■ **ENTRIES SUPPLIED**:
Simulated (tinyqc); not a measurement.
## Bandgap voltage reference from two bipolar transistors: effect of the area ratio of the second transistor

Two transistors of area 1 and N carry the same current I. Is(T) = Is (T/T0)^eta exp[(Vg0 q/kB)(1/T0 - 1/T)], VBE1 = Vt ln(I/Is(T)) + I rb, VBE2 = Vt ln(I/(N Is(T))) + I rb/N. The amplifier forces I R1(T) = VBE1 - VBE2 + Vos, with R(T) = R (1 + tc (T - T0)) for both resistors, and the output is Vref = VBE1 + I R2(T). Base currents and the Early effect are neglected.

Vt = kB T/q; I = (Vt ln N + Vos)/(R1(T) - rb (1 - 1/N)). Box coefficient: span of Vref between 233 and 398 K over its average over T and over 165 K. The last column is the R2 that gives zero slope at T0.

■ **WORK ITEM**: Transcribe the material exactly as it reads.

■ **WRITTEN ANSWER**:
Simulated (tinyqc); not a measurement.
## Bandgap voltage reference from two bipolar transistors: effect of the area ratio of the second transistor

Two transistors of area 1 and N carry the same current I. Is(T) = Is (T/T0)^eta exp[(Vg0 q/kB)(1/T0 - 1/T)], VBE1 = Vt ln(I/Is(T)) + I rb, VBE2 = Vt ln(I/(N Is(T))) + I rb/N. The amplifier forces I R1(T) = VBE1 - VBE2 + Vos, with R(T) = R (1 + tc (T - T0)) for both resistors, and the output is Vref = VBE1 + I R2(T). Base currents and the Early effect are neglected.

Vt = kB T/q; I = (Vt ln N + Vos)/(R1(T) - rb (1 - 1/N)). Box coefficient: span of Vref between 233 and 398 K over its average over T and over 165 K. The last column is the R2 that gives zero slope at T0.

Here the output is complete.